● Work request:
Transcribe the listing word for word. Begin at its first line and end with the line containing "Q: Predict the largest force.".

>>
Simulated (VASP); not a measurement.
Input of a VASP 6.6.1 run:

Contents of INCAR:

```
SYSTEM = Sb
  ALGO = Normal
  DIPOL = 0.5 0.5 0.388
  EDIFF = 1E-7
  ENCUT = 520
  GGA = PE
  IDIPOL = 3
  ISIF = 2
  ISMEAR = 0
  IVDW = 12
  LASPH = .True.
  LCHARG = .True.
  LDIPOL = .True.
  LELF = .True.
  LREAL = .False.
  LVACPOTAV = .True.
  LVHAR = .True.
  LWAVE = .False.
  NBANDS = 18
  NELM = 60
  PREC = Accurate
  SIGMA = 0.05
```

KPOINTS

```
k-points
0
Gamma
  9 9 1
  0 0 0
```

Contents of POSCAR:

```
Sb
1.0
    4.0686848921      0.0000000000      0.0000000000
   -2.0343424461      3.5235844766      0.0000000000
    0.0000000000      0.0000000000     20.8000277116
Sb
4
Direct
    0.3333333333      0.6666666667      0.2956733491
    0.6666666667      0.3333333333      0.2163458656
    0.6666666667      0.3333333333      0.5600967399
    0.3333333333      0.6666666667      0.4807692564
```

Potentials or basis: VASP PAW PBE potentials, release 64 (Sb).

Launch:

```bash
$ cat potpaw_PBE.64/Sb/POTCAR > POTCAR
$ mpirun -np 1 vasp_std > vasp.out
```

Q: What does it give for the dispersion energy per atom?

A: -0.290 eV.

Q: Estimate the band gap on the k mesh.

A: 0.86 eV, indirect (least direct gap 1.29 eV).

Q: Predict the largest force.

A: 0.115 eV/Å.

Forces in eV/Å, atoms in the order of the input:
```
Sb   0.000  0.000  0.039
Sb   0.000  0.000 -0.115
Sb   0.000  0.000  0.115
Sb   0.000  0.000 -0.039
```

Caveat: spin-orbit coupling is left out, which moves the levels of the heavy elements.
<<

● Task answer:
Simulated (VASP); not a measurement.
Input of a VASP 6.6.1 run:

Contents of INCAR:

```
SYSTEM = Sb
  ALGO = Normal
  DIPOL = 0.5 0.5 0.388
  EDIFF = 1E-7
  ENCUT = 520
  GGA = PE
  IDIPOL = 3
  ISIF = 2
  ISMEAR = 0
  IVDW = 12
  LASPH = .True.
  LCHARG = .True.
  LDIPOL = .True.
  LELF = .True.
  LREAL = .False.
  LVACPOTAV = .True.
  LVHAR = .True.
  LWAVE = .False.
  NBANDS = 18
  NELM = 60
  PREC = Accurate
  SIGMA = 0.05
```

KPOINTS

```
k-points
0
Gamma
  9 9 1
  0 0 0
```

Contents of POSCAR:

```
Sb
1.0
    4.0686848921      0.0000000000      0.0000000000
   -2.0343424461      3.5235844766      0.0000000000
    0.0000000000      0.0000000000     20.8000277116
Sb
4
Direct
    0.3333333333      0.6666666667      0.2956733491
    0.6666666667      0.3333333333      0.2163458656
    0.6666666667      0.3333333333      0.5600967399
    0.3333333333      0.6666666667      0.4807692564
```

Potentials or basis: VASP PAW PBE potentials, release 64 (Sb).

Launch:

```bash
$ cat potpaw_PBE.64/Sb/POTCAR > POTCAR
$ mpirun -np 1 vasp_std > vasp.out
```

Q: What does it give for the dispersion energy per atom?

A: -0.290 eV.

Q: Estimate the band gap on the k mesh.

A: 0.86 eV, indirect (least direct gap 1.29 eV).

Q: Predict the largest force.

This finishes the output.